→ **Record excerpts**:
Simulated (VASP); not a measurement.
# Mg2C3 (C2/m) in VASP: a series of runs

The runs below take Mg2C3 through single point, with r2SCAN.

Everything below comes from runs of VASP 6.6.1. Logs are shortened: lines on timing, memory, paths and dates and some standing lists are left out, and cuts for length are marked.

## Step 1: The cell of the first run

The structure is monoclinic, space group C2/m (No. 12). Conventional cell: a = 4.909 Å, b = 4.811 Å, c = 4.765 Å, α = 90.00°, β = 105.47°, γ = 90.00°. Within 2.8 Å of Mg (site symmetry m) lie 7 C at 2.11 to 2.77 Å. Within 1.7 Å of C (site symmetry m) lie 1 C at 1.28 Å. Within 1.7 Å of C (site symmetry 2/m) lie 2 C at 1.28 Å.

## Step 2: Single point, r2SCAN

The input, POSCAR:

→ **Work order**: Among the entries above, the line containing "# Mg2C3 (C2/m) in VASP: a series of runs", the line containing "The runs below", and all lines between them are to be restated word for word; nothing else belongs in the reply.

→ **Answer box**:
# Mg2C3 (C2/m) in VASP: a series of runs

The runs below take Mg2C3 through single point, with r2SCAN.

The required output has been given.